Data section:
● ● ●
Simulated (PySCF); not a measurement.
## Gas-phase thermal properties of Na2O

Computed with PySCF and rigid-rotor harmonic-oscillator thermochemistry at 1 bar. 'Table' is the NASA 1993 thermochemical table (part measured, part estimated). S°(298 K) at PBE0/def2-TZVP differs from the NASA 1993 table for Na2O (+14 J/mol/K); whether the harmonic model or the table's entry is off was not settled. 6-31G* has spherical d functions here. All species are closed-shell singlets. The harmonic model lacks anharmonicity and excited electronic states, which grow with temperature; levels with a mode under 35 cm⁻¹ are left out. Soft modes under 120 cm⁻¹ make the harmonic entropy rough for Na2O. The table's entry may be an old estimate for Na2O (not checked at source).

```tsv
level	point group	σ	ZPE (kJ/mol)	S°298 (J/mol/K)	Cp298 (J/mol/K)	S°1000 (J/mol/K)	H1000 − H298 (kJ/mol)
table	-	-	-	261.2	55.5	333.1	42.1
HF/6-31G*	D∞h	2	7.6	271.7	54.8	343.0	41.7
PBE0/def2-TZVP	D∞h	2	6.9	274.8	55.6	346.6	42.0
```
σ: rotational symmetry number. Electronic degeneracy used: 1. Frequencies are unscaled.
● ● ●

Requirement: Begin at the top of the listing above and set down each line exactly. Stop after the line that contains "## Gas-phase thermal properties of Na2O".

Exercise answer:
Simulated (PySCF); not a measurement.
## Gas-phase thermal properties of Na2O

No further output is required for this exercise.